(Listed entries)

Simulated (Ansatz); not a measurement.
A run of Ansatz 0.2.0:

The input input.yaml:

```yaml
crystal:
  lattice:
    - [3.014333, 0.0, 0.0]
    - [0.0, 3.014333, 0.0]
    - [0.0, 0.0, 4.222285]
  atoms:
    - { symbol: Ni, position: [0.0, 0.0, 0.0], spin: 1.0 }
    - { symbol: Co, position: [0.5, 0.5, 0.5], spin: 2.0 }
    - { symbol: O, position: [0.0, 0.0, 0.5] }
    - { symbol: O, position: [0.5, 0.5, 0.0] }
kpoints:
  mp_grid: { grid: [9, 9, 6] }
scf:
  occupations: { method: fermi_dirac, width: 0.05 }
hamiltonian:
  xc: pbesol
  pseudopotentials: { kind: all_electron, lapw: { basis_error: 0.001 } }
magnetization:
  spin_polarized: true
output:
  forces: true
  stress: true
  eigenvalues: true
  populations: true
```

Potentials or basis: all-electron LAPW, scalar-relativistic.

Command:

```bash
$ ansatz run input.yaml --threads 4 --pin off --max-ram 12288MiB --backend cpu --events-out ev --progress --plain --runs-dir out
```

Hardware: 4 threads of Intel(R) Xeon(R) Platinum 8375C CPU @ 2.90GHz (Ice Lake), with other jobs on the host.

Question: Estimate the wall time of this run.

(End Listed entries)

» Work request:
Repeat all of the data shown above, exactly as it appears.

» Answer box:
Simulated (Ansatz); not a measurement.
A run of Ansatz 0.2.0:

The input input.yaml:

```yaml
crystal:
  lattice:
    - [3.014333, 0.0, 0.0]
    - [0.0, 3.014333, 0.0]
    - [0.0, 0.0, 4.222285]
  atoms:
    - { symbol: Ni, position: [0.0, 0.0, 0.0], spin: 1.0 }
    - { symbol: Co, position: [0.5, 0.5, 0.5], spin: 2.0 }
    - { symbol: O, position: [0.0, 0.0, 0.5] }
    - { symbol: O, position: [0.5, 0.5, 0.0] }
kpoints:
  mp_grid: { grid: [9, 9, 6] }
scf:
  occupations: { method: fermi_dirac, width: 0.05 }
hamiltonian:
  xc: pbesol
  pseudopotentials: { kind: all_electron, lapw: { basis_error: 0.001 } }
magnetization:
  spin_polarized: true
output:
  forces: true
  stress: true
  eigenvalues: true
  populations: true
```

Potentials or basis: all-electron LAPW, scalar-relativistic.

Command:

```bash
$ ansatz run input.yaml --threads 4 --pin off --max-ram 12288MiB --backend cpu --events-out ev --progress --plain --runs-dir out
```

Hardware: 4 threads of Intel(R) Xeon(R) Platinum 8375C CPU @ 2.90GHz (Ice Lake), with other jobs on the host.

Question: Estimate the wall time of this run.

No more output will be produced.